▶ [ACTIVITY]
Please restate, exactly as written, the lines running from the beginning of the material through the line that has "change was it?" in it.

──────────

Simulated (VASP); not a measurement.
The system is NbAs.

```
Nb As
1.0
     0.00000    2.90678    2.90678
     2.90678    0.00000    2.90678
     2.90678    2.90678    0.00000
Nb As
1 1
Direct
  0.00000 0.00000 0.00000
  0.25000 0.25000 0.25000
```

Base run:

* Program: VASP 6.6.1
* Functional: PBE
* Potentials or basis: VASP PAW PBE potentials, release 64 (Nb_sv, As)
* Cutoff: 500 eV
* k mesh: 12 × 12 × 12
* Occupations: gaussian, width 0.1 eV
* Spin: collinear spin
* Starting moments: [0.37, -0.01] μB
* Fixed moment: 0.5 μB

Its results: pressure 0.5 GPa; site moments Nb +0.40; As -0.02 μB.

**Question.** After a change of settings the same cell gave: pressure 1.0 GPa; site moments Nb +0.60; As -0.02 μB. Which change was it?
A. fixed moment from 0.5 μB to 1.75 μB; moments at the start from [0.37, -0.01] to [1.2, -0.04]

──────────

▶ [WRITTEN SOLUTION]
Simulated (VASP); not a measurement.
The system is NbAs.

```
Nb As
1.0
     0.00000    2.90678    2.90678
     2.90678    0.00000    2.90678
     2.90678    2.90678    0.00000
Nb As
1 1
Direct
  0.00000 0.00000 0.00000
  0.25000 0.25000 0.25000
```

Base run:

* Program: VASP 6.6.1
* Functional: PBE
* Potentials or basis: VASP PAW PBE potentials, release 64 (Nb_sv, As)
* Cutoff: 500 eV
* k mesh: 12 × 12 × 12
* Occupations: gaussian, width 0.1 eV
* Spin: collinear spin
* Starting moments: [0.37, -0.01] μB
* Fixed moment: 0.5 μB

Its results: pressure 0.5 GPa; site moments Nb +0.40; As -0.02 μB.

**Question.** After a change of settings the same cell gave: pressure 1.0 GPa; site moments Nb +0.60; As -0.02 μB. Which change was it?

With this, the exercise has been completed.